**REQUIRED ACTION:** What follows is a listing. Write it all out exactly.

========================================================================
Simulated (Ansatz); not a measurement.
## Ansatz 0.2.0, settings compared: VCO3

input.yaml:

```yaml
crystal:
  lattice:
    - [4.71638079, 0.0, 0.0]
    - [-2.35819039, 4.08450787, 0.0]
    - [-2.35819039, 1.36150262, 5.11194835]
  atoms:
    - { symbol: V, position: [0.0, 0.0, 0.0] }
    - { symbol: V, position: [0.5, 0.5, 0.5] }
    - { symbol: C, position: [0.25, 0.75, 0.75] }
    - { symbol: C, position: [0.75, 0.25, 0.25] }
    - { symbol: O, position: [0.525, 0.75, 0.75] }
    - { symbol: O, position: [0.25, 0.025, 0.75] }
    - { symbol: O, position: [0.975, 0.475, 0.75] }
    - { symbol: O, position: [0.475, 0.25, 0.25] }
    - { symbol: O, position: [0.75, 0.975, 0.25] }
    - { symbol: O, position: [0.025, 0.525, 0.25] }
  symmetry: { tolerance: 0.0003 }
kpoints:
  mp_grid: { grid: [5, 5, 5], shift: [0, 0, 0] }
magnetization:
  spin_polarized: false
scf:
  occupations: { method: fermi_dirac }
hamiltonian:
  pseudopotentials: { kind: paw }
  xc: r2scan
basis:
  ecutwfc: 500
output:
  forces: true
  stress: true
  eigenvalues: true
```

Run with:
========================================================================

**RESPONSE BOX:**
Simulated (Ansatz); not a measurement.
## Ansatz 0.2.0, settings compared: VCO3

input.yaml:

```yaml
crystal:
  lattice:
    - [4.71638079, 0.0, 0.0]
    - [-2.35819039, 4.08450787, 0.0]
    - [-2.35819039, 1.36150262, 5.11194835]
  atoms:
    - { symbol: V, position: [0.0, 0.0, 0.0] }
    - { symbol: V, position: [0.5, 0.5, 0.5] }
    - { symbol: C, position: [0.25, 0.75, 0.75] }
    - { symbol: C, position: [0.75, 0.25, 0.25] }
    - { symbol: O, position: [0.525, 0.75, 0.75] }
    - { symbol: O, position: [0.25, 0.025, 0.75] }
    - { symbol: O, position: [0.975, 0.475, 0.75] }
    - { symbol: O, position: [0.475, 0.25, 0.25] }
    - { symbol: O, position: [0.75, 0.975, 0.25] }
    - { symbol: O, position: [0.025, 0.525, 0.25] }
  symmetry: { tolerance: 0.0003 }
kpoints:
  mp_grid: { grid: [5, 5, 5], shift: [0, 0, 0] }
magnetization:
  spin_polarized: false
scf:
  occupations: { method: fermi_dirac }
hamiltonian:
  pseudopotentials: { kind: paw }
  xc: r2scan
basis:
  ecutwfc: 500
output:
  forces: true
  stress: true
  eigenvalues: true
```

Run with:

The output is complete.